Top of MATERIAL SUPPLIED
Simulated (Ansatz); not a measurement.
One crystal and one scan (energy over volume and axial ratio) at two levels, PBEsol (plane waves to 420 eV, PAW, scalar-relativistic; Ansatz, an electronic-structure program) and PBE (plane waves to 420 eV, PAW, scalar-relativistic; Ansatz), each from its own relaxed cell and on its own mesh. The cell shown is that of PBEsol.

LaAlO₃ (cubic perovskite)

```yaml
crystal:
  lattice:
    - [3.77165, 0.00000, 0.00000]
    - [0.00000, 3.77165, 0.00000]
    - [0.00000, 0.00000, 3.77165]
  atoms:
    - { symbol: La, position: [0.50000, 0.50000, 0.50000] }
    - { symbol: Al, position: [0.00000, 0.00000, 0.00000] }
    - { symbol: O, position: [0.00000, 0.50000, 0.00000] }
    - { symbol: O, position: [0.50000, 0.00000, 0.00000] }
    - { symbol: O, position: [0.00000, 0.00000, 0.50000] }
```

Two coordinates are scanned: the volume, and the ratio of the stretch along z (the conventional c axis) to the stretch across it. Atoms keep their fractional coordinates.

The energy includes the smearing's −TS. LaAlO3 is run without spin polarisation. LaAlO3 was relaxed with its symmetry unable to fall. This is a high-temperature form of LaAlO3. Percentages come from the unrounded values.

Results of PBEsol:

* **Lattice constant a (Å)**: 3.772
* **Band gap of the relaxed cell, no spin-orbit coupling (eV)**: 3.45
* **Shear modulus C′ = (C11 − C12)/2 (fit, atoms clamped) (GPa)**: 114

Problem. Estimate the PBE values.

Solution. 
Bottom of MATERIAL SUPPLIED

__WORK REQUEST__: Using only the listing above, restate exactly the lines from the line containing "One crystal and" through the line containing "LaAlO₃ (cubic perovskite)", both included.

__RESPONSE__:
One crystal and one scan (energy over volume and axial ratio) at two levels, PBEsol (plane waves to 420 eV, PAW, scalar-relativistic; Ansatz, an electronic-structure program) and PBE (plane waves to 420 eV, PAW, scalar-relativistic; Ansatz), each from its own relaxed cell and on its own mesh. The cell shown is that of PBEsol.

LaAlO₃ (cubic perovskite)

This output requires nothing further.